- - -

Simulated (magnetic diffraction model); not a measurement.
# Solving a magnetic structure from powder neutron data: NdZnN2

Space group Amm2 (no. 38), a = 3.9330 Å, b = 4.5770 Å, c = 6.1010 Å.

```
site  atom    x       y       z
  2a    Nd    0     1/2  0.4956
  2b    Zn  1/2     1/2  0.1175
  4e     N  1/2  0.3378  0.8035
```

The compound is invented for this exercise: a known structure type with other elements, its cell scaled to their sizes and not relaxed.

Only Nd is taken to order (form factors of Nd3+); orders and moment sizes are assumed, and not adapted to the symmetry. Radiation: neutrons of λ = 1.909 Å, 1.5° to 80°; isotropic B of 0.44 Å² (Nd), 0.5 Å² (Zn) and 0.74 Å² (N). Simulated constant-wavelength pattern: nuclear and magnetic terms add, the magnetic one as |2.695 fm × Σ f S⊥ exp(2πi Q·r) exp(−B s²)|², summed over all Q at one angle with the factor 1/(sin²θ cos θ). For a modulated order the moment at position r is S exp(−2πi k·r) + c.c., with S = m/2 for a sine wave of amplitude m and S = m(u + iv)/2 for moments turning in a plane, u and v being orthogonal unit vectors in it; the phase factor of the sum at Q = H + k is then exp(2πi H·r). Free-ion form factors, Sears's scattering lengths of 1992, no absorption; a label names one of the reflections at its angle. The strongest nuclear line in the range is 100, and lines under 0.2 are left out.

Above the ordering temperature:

- - -

#### [Work task]
For the material above, reproduce exactly the lines from the line with "# Solving a" to the line with "The compound is", inclusive, and exclude all others.

#### [Task output]
# Solving a magnetic structure from powder neutron data: NdZnN2

Space group Amm2 (no. 38), a = 3.9330 Å, b = 4.5770 Å, c = 6.1010 Å.

```
site  atom    x       y       z
  2a    Nd    0     1/2  0.4956
  2b    Zn  1/2     1/2  0.1175
  4e     N  1/2  0.3378  0.8035
```

The compound is invented for this exercise: a known structure type with other elements, its cell scaled to their sizes and not relaxed.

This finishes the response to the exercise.